* ACTION ITEM *
Write the data out again, exactly as given.

* SUPPLIED INFORMATION *
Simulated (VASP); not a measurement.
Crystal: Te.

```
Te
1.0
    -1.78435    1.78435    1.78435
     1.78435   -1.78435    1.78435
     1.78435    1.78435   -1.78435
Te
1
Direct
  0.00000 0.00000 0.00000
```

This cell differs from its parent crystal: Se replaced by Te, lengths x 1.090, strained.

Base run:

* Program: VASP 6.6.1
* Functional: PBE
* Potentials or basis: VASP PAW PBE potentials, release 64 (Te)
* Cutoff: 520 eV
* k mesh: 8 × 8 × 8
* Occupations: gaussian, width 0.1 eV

* PROBLEM SOLUTION *
Simulated (VASP); not a measurement.
Crystal: Te.

```
Te
1.0
    -1.78435    1.78435    1.78435
     1.78435   -1.78435    1.78435
     1.78435    1.78435   -1.78435
Te
1
Direct
  0.00000 0.00000 0.00000
```

This cell differs from its parent crystal: Se replaced by Te, lengths x 1.090, strained.

Base run:

* Program: VASP 6.6.1
* Functional: PBE
* Potentials or basis: VASP PAW PBE potentials, release 64 (Te)
* Cutoff: 520 eV
* k mesh: 8 × 8 × 8
* Occupations: gaussian, width 0.1 eV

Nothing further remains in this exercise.